[Work task]: All lines of the listing below must be reproduced character for character.

[Excerpted data]:
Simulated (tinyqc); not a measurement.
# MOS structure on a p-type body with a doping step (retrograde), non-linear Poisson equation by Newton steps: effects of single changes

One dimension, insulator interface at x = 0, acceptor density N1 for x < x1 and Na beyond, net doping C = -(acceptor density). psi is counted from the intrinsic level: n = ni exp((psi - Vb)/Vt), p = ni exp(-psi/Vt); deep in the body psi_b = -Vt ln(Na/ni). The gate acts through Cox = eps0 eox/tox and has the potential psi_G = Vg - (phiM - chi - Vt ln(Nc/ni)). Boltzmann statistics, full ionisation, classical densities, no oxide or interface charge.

[Written solution]:
Simulated (tinyqc); not a measurement.
# MOS structure on a p-type body with a doping step (retrograde), non-linear Poisson equation by Newton steps: effects of single changes

One dimension, insulator interface at x = 0, acceptor density N1 for x < x1 and Na beyond, net doping C = -(acceptor density). psi is counted from the intrinsic level: n = ni exp((psi - Vb)/Vt), p = ni exp(-psi/Vt); deep in the body psi_b = -Vt ln(Na/ni). The gate acts through Cox = eps0 eox/tox and has the potential psi_G = Vg - (phiM - chi - Vt ln(Nc/ni)). Boltzmann statistics, full ionisation, classical densities, no oxide or interface charge.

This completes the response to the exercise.